┏━━

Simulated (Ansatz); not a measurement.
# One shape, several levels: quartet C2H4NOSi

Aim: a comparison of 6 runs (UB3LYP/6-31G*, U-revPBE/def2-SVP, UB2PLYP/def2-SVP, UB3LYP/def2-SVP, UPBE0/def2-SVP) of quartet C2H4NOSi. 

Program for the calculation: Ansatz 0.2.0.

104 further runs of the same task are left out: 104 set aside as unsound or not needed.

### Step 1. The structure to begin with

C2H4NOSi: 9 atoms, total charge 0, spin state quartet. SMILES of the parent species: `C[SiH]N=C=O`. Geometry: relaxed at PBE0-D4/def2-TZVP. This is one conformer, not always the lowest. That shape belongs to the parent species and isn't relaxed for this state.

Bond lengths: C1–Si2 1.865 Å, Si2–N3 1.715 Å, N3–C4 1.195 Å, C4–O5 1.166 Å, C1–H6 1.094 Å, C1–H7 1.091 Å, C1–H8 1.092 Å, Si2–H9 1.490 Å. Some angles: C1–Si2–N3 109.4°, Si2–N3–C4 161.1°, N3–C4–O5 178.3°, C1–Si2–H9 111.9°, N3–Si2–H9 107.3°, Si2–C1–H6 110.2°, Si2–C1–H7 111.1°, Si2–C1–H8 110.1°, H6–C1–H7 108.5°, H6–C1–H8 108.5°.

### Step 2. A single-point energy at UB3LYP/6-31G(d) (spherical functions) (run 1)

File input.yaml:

┗━━

Required action - Exact duplication is required for the lines above, from the line that contains "# One shape, several levels: quartet C2H4NOSi" to the line that contains "Program for the calculation: Ansatz 0.2.0.", inclusive; omit all others.

Expected answer -
# One shape, several levels: quartet C2H4NOSi

Aim: a comparison of 6 runs (UB3LYP/6-31G*, U-revPBE/def2-SVP, UB2PLYP/def2-SVP, UB3LYP/def2-SVP, UPBE0/def2-SVP) of quartet C2H4NOSi. 

Program for the calculation: Ansatz 0.2.0.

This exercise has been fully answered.